◆ Source material
::::::::::

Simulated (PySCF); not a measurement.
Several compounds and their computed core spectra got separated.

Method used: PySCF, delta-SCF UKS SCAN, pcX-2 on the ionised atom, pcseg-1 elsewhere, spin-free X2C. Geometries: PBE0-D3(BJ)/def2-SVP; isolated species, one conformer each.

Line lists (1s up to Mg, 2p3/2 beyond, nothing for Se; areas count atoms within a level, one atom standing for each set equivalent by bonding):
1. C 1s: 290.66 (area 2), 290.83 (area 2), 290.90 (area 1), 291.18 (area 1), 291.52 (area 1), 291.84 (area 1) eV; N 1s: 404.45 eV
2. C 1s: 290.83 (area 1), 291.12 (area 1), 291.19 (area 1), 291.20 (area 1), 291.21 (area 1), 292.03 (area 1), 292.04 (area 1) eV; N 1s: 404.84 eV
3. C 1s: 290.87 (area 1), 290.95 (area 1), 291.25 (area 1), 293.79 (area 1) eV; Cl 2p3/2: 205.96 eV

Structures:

::::::::::

◆ Assigned task
From the records above, copy only the lines starting with the line that holds "2. C 1s: 290.83" and going on through the line that holds "3. C 1s: 290.87", exactly as written.

◆ Expected answer
2. C 1s: 290.83 (area 1), 291.12 (area 1), 291.19 (area 1), 291.20 (area 1), 291.21 (area 1), 292.03 (area 1), 292.04 (area 1) eV; N 1s: 404.84 eV
3. C 1s: 290.87 (area 1), 290.95 (area 1), 291.25 (area 1), 293.79 (area 1) eV; Cl 2p3/2: 205.96 eV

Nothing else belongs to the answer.